§ §

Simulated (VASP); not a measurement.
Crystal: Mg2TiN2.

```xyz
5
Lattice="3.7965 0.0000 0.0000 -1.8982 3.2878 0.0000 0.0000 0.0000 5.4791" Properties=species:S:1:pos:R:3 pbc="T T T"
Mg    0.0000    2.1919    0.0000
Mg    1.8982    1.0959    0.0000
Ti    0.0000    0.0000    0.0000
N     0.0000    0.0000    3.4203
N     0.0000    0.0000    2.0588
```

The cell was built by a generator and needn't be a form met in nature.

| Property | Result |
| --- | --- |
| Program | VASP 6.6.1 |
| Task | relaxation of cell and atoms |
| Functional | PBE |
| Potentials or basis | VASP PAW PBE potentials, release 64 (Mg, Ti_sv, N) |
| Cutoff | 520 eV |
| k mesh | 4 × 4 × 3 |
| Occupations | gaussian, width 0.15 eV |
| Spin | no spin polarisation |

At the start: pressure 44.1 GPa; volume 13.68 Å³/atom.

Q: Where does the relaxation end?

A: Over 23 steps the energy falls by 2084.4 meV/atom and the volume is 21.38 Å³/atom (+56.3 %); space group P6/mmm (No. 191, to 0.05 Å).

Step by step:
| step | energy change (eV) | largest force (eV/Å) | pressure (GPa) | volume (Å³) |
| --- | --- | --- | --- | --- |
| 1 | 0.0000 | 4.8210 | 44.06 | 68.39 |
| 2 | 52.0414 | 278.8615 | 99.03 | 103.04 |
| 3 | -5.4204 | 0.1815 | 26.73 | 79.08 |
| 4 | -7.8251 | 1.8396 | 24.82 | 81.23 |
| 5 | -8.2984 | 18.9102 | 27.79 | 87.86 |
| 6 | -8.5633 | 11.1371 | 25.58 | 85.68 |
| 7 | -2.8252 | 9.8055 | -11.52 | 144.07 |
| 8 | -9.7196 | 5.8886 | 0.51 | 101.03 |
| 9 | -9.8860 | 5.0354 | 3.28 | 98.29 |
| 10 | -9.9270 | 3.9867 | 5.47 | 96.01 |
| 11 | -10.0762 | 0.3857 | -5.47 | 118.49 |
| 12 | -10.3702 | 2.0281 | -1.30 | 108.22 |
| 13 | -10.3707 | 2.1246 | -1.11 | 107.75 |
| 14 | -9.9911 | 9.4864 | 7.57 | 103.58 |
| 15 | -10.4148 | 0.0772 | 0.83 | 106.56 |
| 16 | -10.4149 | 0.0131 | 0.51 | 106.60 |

§ §

Only certain lines are wanted. Please return exactly those from the top of the data through the line with "0.83 | 106.56 |".

Simulated (VASP); not a measurement.
Crystal: Mg2TiN2.

```xyz
5
Lattice="3.7965 0.0000 0.0000 -1.8982 3.2878 0.0000 0.0000 0.0000 5.4791" Properties=species:S:1:pos:R:3 pbc="T T T"
Mg    0.0000    2.1919    0.0000
Mg    1.8982    1.0959    0.0000
Ti    0.0000    0.0000    0.0000
N     0.0000    0.0000    3.4203
N     0.0000    0.0000    2.0588
```

The cell was built by a generator and needn't be a form met in nature.

| Property | Result |
| --- | --- |
| Program | VASP 6.6.1 |
| Task | relaxation of cell and atoms |
| Functional | PBE |
| Potentials or basis | VASP PAW PBE potentials, release 64 (Mg, Ti_sv, N) |
| Cutoff | 520 eV |
| k mesh | 4 × 4 × 3 |
| Occupations | gaussian, width 0.15 eV |
| Spin | no spin polarisation |

At the start: pressure 44.1 GPa; volume 13.68 Å³/atom.

Q: Where does the relaxation end?

A: Over 23 steps the energy falls by 2084.4 meV/atom and the volume is 21.38 Å³/atom (+56.3 %); space group P6/mmm (No. 191, to 0.05 Å).

Step by step:
| step | energy change (eV) | largest force (eV/Å) | pressure (GPa) | volume (Å³) |
| --- | --- | --- | --- | --- |
| 1 | 0.0000 | 4.8210 | 44.06 | 68.39 |
| 2 | 52.0414 | 278.8615 | 99.03 | 103.04 |
| 3 | -5.4204 | 0.1815 | 26.73 | 79.08 |
| 4 | -7.8251 | 1.8396 | 24.82 | 81.23 |
| 5 | -8.2984 | 18.9102 | 27.79 | 87.86 |
| 6 | -8.5633 | 11.1371 | 25.58 | 85.68 |
| 7 | -2.8252 | 9.8055 | -11.52 | 144.07 |
| 8 | -9.7196 | 5.8886 | 0.51 | 101.03 |
| 9 | -9.8860 | 5.0354 | 3.28 | 98.29 |
| 10 | -9.9270 | 3.9867 | 5.47 | 96.01 |
| 11 | -10.0762 | 0.3857 | -5.47 | 118.49 |
| 12 | -10.3702 | 2.0281 | -1.30 | 108.22 |
| 13 | -10.3707 | 2.1246 | -1.11 | 107.75 |
| 14 | -9.9911 | 9.4864 | 7.57 | 103.58 |
| 15 | -10.4148 | 0.0772 | 0.83 | 106.56 |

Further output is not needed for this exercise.